[Task item] What do the lines say from the start of the entries through the one containing "All runs share"? Repeat them exactly.

□ □ □
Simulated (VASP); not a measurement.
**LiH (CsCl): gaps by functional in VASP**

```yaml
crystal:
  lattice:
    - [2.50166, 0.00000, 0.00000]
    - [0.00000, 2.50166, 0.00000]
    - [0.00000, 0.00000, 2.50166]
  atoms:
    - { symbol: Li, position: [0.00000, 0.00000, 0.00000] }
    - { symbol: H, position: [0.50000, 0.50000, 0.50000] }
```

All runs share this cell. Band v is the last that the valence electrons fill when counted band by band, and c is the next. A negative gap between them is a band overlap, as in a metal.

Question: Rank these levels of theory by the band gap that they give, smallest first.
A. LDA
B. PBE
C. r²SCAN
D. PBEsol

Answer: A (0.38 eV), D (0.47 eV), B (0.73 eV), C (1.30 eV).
□ □ □

[Answer area]
Simulated (VASP); not a measurement.
**LiH (CsCl): gaps by functional in VASP**

```yaml
crystal:
  lattice:
    - [2.50166, 0.00000, 0.00000]
    - [0.00000, 2.50166, 0.00000]
    - [0.00000, 0.00000, 2.50166]
  atoms:
    - { symbol: Li, position: [0.00000, 0.00000, 0.00000] }
    - { symbol: H, position: [0.50000, 0.50000, 0.50000] }
```

All runs share this cell. Band v is the last that the valence electrons fill when counted band by band, and c is the next. A negative gap between them is a band overlap, as in a metal.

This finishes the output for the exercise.